Available data:
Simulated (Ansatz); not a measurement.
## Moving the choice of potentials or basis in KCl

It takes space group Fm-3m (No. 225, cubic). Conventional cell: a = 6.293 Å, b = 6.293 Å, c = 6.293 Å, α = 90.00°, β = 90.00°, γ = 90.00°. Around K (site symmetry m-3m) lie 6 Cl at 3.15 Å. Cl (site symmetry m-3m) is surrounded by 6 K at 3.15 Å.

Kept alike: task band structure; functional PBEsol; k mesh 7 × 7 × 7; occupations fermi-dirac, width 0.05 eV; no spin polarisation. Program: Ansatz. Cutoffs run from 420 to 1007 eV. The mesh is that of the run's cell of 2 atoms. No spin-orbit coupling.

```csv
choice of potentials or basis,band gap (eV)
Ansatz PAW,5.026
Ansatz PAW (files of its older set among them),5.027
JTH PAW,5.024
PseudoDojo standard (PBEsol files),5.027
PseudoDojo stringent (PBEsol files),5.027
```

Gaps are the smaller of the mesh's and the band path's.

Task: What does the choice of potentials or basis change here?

Task item:
In the listing above, find the line with "## Moving the" and the line with "Gaps are the", then print exactly those lines and every line between them.

Written solution:
## Moving the choice of potentials or basis in KCl

It takes space group Fm-3m (No. 225, cubic). Conventional cell: a = 6.293 Å, b = 6.293 Å, c = 6.293 Å, α = 90.00°, β = 90.00°, γ = 90.00°. Around K (site symmetry m-3m) lie 6 Cl at 3.15 Å. Cl (site symmetry m-3m) is surrounded by 6 K at 3.15 Å.

Kept alike: task band structure; functional PBEsol; k mesh 7 × 7 × 7; occupations fermi-dirac, width 0.05 eV; no spin polarisation. Program: Ansatz. Cutoffs run from 420 to 1007 eV. The mesh is that of the run's cell of 2 atoms. No spin-orbit coupling.

```csv
choice of potentials or basis,band gap (eV)
Ansatz PAW,5.026
Ansatz PAW (files of its older set among them),5.027
JTH PAW,5.024
PseudoDojo standard (PBEsol files),5.027
PseudoDojo stringent (PBEsol files),5.027
```

Gaps are the smaller of the mesh's and the band path's.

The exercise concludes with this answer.